Study material:

============

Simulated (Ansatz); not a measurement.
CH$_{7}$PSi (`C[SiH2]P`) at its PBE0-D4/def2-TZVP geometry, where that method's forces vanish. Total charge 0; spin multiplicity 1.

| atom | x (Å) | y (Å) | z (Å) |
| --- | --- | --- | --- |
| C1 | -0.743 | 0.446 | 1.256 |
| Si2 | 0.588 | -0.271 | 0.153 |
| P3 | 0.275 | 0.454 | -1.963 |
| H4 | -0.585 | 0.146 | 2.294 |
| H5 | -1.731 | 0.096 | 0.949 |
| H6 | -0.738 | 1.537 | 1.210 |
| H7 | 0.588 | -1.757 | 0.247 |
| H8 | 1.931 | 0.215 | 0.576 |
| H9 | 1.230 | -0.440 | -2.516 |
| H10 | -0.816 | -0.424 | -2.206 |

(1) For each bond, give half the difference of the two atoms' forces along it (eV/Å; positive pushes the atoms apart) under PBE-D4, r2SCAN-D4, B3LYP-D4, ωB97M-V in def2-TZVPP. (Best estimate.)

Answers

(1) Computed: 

============

Without leaving anything out, give the entries again exactly.

Your response:
Simulated (Ansatz); not a measurement.
CH$_{7}$PSi (`C[SiH2]P`) at its PBE0-D4/def2-TZVP geometry, where that method's forces vanish. Total charge 0; spin multiplicity 1.

| atom | x (Å) | y (Å) | z (Å) |
| --- | --- | --- | --- |
| C1 | -0.743 | 0.446 | 1.256 |
| Si2 | 0.588 | -0.271 | 0.153 |
| P3 | 0.275 | 0.454 | -1.963 |
| H4 | -0.585 | 0.146 | 2.294 |
| H5 | -1.731 | 0.096 | 0.949 |
| H6 | -0.738 | 1.537 | 1.210 |
| H7 | 0.588 | -1.757 | 0.247 |
| H8 | 1.931 | 0.215 | 0.576 |
| H9 | 1.230 | -0.440 | -2.516 |
| H10 | -0.816 | -0.424 | -2.206 |

(1) For each bond, give half the difference of the two atoms' forces along it (eV/Å; positive pushes the atoms apart) under PBE-D4, r2SCAN-D4, B3LYP-D4, ωB97M-V in def2-TZVPP. (Best estimate.)

Answers

(1) Computed: 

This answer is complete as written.